> _Records supplied_
<<<<

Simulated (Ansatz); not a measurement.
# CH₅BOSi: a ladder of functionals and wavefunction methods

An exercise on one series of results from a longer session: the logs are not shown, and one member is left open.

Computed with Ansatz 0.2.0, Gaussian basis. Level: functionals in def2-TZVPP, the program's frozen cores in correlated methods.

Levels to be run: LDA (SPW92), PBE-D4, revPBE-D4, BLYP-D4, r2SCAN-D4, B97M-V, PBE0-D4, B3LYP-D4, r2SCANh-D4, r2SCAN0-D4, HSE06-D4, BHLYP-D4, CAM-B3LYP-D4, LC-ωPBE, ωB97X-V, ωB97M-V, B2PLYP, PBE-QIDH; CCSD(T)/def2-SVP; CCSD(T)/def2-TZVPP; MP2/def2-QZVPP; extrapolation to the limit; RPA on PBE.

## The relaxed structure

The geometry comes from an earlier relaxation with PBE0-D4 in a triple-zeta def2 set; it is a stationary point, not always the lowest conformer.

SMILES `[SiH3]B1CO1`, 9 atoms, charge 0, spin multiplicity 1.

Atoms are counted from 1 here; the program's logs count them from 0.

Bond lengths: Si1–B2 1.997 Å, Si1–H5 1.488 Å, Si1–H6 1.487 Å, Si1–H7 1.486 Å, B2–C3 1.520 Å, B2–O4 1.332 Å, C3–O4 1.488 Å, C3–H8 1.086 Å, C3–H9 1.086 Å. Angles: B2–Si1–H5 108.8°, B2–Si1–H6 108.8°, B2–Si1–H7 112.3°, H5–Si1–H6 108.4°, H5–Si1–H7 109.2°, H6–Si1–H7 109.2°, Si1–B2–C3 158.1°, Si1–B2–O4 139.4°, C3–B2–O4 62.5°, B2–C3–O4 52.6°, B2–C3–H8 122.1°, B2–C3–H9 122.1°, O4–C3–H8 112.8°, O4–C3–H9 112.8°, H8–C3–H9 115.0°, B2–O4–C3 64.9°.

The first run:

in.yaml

>>>>

> _Task item_
Copying word for word, give each line of the data above from the first one through the line containing "An exercise on", and nothing else.

> _Solution_
Simulated (Ansatz); not a measurement.
# CH₅BOSi: a ladder of functionals and wavefunction methods

An exercise on one series of results from a longer session: the logs are not shown, and one member is left open.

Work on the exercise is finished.